Provided information
--- START ---

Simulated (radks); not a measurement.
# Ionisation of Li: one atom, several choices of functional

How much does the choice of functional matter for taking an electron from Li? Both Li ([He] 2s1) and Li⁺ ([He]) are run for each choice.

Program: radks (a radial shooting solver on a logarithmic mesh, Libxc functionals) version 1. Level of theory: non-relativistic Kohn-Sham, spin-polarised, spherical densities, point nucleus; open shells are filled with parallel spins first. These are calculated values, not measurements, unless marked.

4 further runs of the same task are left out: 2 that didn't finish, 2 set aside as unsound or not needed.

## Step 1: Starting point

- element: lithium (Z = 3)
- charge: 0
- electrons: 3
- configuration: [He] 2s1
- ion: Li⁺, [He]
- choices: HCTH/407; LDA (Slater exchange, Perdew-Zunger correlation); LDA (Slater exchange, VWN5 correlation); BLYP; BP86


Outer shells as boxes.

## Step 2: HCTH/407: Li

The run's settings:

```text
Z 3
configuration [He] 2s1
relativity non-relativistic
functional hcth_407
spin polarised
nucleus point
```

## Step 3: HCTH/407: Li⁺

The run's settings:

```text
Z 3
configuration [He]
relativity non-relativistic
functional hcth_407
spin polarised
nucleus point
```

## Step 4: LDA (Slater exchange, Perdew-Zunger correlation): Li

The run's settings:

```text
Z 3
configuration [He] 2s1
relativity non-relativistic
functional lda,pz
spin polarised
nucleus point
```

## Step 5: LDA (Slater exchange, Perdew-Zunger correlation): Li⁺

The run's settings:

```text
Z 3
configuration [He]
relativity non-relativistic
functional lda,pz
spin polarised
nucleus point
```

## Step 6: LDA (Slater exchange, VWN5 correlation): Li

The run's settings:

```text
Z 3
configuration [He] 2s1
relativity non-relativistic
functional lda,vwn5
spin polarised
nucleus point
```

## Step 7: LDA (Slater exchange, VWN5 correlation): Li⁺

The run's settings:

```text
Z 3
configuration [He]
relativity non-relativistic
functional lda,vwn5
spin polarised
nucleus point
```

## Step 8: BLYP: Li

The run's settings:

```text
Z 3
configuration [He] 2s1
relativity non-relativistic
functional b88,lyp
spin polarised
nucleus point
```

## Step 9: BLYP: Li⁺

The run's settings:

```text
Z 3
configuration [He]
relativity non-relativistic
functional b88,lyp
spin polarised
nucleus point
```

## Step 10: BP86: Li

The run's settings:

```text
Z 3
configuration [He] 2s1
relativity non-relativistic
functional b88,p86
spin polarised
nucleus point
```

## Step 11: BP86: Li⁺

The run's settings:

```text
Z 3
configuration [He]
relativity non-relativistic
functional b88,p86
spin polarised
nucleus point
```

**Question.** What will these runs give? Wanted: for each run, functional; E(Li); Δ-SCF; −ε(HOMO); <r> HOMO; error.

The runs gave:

--- END ---

Activity
Find the line with "# Ionisation of" in the entries above. Retype it and each line after it, exactly, through the line with "4 further runs", and stop there.

Problem solution
# Ionisation of Li: one atom, several choices of functional

How much does the choice of functional matter for taking an electron from Li? Both Li ([He] 2s1) and Li⁺ ([He]) are run for each choice.

Program: radks (a radial shooting solver on a logarithmic mesh, Libxc functionals) version 1. Level of theory: non-relativistic Kohn-Sham, spin-polarised, spherical densities, point nucleus; open shells are filled with parallel spins first. These are calculated values, not measurements, unless marked.

4 further runs of the same task are left out: 2 that didn't finish, 2 set aside as unsound or not needed.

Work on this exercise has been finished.